** Supplied material follows **

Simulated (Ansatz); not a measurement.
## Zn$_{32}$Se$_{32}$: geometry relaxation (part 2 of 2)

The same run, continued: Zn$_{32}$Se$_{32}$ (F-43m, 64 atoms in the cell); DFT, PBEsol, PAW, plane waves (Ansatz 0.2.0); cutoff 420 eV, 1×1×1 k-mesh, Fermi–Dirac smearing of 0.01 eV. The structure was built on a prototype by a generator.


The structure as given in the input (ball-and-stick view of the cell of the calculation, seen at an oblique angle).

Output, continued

** End of Supplied material **

▶ **Assignment**:
All lines from the first line of the listing above through the line containing "The structure as" are to be retyped exactly. Leave out any other line.

▶ **Written response**:
Simulated (Ansatz); not a measurement.
## Zn$_{32}$Se$_{32}$: geometry relaxation (part 2 of 2)

The same run, continued: Zn$_{32}$Se$_{32}$ (F-43m, 64 atoms in the cell); DFT, PBEsol, PAW, plane waves (Ansatz 0.2.0); cutoff 420 eV, 1×1×1 k-mesh, Fermi–Dirac smearing of 0.01 eV. The structure was built on a prototype by a generator.


The structure as given in the input (ball-and-stick view of the cell of the calculation, seen at an oblique angle).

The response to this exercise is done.